Dataset records:
• • • • •

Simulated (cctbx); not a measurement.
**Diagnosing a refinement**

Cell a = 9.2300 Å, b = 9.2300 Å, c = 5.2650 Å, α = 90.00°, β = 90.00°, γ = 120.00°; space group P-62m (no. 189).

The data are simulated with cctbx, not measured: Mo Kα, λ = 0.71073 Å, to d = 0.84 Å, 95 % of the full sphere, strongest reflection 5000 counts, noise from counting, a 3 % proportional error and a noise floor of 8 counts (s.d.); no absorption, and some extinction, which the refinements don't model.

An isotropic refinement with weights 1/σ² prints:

• • • • •

Required action: All of the entries above need to be retyped exactly.

Result:
Simulated (cctbx); not a measurement.
**Diagnosing a refinement**

Cell a = 9.2300 Å, b = 9.2300 Å, c = 5.2650 Å, α = 90.00°, β = 90.00°, γ = 120.00°; space group P-62m (no. 189).

The data are simulated with cctbx, not measured: Mo Kα, λ = 0.71073 Å, to d = 0.84 Å, 95 % of the full sphere, strongest reflection 5000 counts, noise from counting, a 3 % proportional error and a noise floor of 8 counts (s.d.); no absorption, and some extinction, which the refinements don't model.

An isotropic refinement with weights 1/σ² prints:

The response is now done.